Work task » Each record beneath this sentence is to be transcribed exactly as it reads.

Excerpted data »
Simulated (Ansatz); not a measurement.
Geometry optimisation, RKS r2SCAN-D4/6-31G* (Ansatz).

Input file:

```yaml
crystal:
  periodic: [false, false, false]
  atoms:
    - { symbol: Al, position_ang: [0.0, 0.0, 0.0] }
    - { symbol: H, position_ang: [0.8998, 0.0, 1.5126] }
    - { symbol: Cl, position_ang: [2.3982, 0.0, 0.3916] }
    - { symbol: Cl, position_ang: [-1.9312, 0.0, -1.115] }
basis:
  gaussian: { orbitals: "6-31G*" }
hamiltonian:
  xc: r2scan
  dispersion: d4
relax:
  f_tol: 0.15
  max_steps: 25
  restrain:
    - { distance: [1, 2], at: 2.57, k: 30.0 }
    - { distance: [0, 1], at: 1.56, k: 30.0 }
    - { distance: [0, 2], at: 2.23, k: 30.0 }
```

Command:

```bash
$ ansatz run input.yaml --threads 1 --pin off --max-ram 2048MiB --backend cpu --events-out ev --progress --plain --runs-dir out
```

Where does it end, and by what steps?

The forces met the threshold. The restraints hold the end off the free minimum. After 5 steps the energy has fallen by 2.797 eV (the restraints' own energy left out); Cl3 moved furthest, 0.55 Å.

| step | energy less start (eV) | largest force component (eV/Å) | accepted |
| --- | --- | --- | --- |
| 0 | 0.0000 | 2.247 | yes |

Task solution »
Simulated (Ansatz); not a measurement.
Geometry optimisation, RKS r2SCAN-D4/6-31G* (Ansatz).

Input file:

```yaml
crystal:
  periodic: [false, false, false]
  atoms:
    - { symbol: Al, position_ang: [0.0, 0.0, 0.0] }
    - { symbol: H, position_ang: [0.8998, 0.0, 1.5126] }
    - { symbol: Cl, position_ang: [2.3982, 0.0, 0.3916] }
    - { symbol: Cl, position_ang: [-1.9312, 0.0, -1.115] }
basis:
  gaussian: { orbitals: "6-31G*" }
hamiltonian:
  xc: r2scan
  dispersion: d4
relax:
  f_tol: 0.15
  max_steps: 25
  restrain:
    - { distance: [1, 2], at: 2.57, k: 30.0 }
    - { distance: [0, 1], at: 1.56, k: 30.0 }
    - { distance: [0, 2], at: 2.23, k: 30.0 }
```

Command:

```bash
$ ansatz run input.yaml --threads 1 --pin off --max-ram 2048MiB --backend cpu --events-out ev --progress --plain --runs-dir out
```

Where does it end, and by what steps?

The forces met the threshold. The restraints hold the end off the free minimum. After 5 steps the energy has fallen by 2.797 eV (the restraints' own energy left out); Cl3 moved furthest, 0.55 Å.

| step | energy less start (eV) | largest force component (eV/Å) | accepted |
| --- | --- | --- | --- |
| 0 | 0.0000 | 2.247 | yes |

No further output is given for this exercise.